WORK INSTRUCTION:
Each record below needs to be set down again exactly.

────────

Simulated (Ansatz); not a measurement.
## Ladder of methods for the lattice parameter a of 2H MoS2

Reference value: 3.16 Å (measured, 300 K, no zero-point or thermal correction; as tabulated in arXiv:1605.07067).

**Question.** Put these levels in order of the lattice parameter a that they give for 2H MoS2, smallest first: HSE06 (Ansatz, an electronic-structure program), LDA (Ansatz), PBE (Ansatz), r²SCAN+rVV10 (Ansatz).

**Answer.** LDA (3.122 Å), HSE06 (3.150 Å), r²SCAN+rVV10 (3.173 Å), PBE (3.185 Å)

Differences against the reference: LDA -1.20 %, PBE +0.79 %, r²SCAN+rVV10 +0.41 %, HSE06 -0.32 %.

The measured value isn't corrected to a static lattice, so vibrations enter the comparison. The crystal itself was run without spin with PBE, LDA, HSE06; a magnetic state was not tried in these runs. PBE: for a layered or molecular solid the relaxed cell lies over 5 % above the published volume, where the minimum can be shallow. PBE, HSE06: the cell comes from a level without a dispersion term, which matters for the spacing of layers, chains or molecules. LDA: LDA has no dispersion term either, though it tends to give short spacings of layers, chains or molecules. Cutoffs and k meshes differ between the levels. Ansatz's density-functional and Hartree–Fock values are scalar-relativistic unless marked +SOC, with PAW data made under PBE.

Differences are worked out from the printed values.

────────

TASK RESPONSE:
Simulated (Ansatz); not a measurement.
## Ladder of methods for the lattice parameter a of 2H MoS2

Reference value: 3.16 Å (measured, 300 K, no zero-point or thermal correction; as tabulated in arXiv:1605.07067).

**Question.** Put these levels in order of the lattice parameter a that they give for 2H MoS2, smallest first: HSE06 (Ansatz, an electronic-structure program), LDA (Ansatz), PBE (Ansatz), r²SCAN+rVV10 (Ansatz).

**Answer.** LDA (3.122 Å), HSE06 (3.150 Å), r²SCAN+rVV10 (3.173 Å), PBE (3.185 Å)

Differences against the reference: LDA -1.20 %, PBE +0.79 %, r²SCAN+rVV10 +0.41 %, HSE06 -0.32 %.

The measured value isn't corrected to a static lattice, so vibrations enter the comparison. The crystal itself was run without spin with PBE, LDA, HSE06; a magnetic state was not tried in these runs. PBE: for a layered or molecular solid the relaxed cell lies over 5 % above the published volume, where the minimum can be shallow. PBE, HSE06: the cell comes from a level without a dispersion term, which matters for the spacing of layers, chains or molecules. LDA: LDA has no dispersion term either, though it tends to give short spacings of layers, chains or molecules. Cutoffs and k meshes differ between the levels. Ansatz's density-functional and Hartree–Fock values are scalar-relativistic unless marked +SOC, with PAW data made under PBE.

Differences are worked out from the printed values.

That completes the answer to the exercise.